Requirement: Write out exactly the lines from the first line of the records below through the line that contains "Figure 1. The", and stop there.

** Provided records follows **

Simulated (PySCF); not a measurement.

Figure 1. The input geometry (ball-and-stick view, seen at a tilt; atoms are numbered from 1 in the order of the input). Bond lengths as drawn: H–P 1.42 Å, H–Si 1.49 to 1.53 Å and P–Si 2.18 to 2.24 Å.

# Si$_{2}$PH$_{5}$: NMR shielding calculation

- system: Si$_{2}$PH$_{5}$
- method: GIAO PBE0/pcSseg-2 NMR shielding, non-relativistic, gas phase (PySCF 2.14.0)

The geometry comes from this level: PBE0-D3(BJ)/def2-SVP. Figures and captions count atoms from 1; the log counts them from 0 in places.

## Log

** End of Provided records **

Response:
Simulated (PySCF); not a measurement.

Figure 1. The input geometry (ball-and-stick view, seen at a tilt; atoms are numbered from 1 in the order of the input). Bond lengths as drawn: H–P 1.42 Å, H–Si 1.49 to 1.53 Å and P–Si 2.18 to 2.24 Å.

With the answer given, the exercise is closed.